DATA UNDER STUDY Block Start

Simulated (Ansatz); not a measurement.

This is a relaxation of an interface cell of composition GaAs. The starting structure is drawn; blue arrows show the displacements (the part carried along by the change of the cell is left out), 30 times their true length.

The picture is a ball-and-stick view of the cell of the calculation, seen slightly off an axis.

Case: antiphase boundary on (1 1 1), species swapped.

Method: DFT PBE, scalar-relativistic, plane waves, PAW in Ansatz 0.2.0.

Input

DATA UNDER STUDY Block End

In full and without alteration, write out each record.

Simulated (Ansatz); not a measurement.

This is a relaxation of an interface cell of composition GaAs. The starting structure is drawn; blue arrows show the displacements (the part carried along by the change of the cell is left out), 30 times their true length.

The picture is a ball-and-stick view of the cell of the calculation, seen slightly off an axis.

Case: antiphase boundary on (1 1 1), species swapped.

Method: DFT PBE, scalar-relativistic, plane waves, PAW in Ansatz 0.2.0.

Input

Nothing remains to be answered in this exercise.